■ ■ ■

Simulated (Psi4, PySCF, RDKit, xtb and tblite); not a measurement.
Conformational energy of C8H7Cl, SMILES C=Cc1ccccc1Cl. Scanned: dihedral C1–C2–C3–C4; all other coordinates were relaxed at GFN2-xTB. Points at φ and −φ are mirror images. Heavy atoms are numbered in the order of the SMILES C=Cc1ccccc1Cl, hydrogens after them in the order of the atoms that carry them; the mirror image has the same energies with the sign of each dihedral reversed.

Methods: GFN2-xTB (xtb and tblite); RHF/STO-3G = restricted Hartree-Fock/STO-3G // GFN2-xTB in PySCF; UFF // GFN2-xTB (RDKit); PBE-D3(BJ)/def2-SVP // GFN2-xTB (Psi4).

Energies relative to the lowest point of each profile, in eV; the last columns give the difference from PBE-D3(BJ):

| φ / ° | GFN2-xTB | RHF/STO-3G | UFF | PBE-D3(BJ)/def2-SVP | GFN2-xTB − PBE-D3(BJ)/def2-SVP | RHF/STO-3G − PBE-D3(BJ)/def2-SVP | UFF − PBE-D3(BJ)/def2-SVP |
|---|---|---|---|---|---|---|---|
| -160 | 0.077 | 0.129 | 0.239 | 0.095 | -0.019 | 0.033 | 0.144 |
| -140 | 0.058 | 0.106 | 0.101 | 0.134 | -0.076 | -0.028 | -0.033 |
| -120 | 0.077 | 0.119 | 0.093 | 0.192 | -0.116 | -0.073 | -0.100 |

■ ■ ■

Give again, word for word, every line of the listing above from the one with "Energies relative to" to the one with "-0.028 | -0.033 |", both inclusive, and nothing beyond them.

Energies relative to the lowest point of each profile, in eV; the last columns give the difference from PBE-D3(BJ):

| φ / ° | GFN2-xTB | RHF/STO-3G | UFF | PBE-D3(BJ)/def2-SVP | GFN2-xTB − PBE-D3(BJ)/def2-SVP | RHF/STO-3G − PBE-D3(BJ)/def2-SVP | UFF − PBE-D3(BJ)/def2-SVP |
|---|---|---|---|---|---|---|---|
| -160 | 0.077 | 0.129 | 0.239 | 0.095 | -0.019 | 0.033 | 0.144 |
| -140 | 0.058 | 0.106 | 0.101 | 0.134 | -0.076 | -0.028 | -0.033 |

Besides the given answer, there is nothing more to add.